======== Data supplied ========
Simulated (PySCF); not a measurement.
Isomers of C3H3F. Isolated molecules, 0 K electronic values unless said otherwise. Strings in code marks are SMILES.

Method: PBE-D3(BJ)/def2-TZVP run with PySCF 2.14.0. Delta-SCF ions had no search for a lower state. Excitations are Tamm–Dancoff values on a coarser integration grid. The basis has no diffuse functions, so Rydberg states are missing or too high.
========

* Required action
Transcribe the material above word for word.

* Answer space
Simulated (PySCF); not a measurement.
Isomers of C3H3F. Isolated molecules, 0 K electronic values unless said otherwise. Strings in code marks are SMILES.

Method: PBE-D3(BJ)/def2-TZVP run with PySCF 2.14.0. Delta-SCF ions had no search for a lower state. Excitations are Tamm–Dancoff values on a coarser integration grid. The basis has no diffuse functions, so Rydberg states are missing or too high.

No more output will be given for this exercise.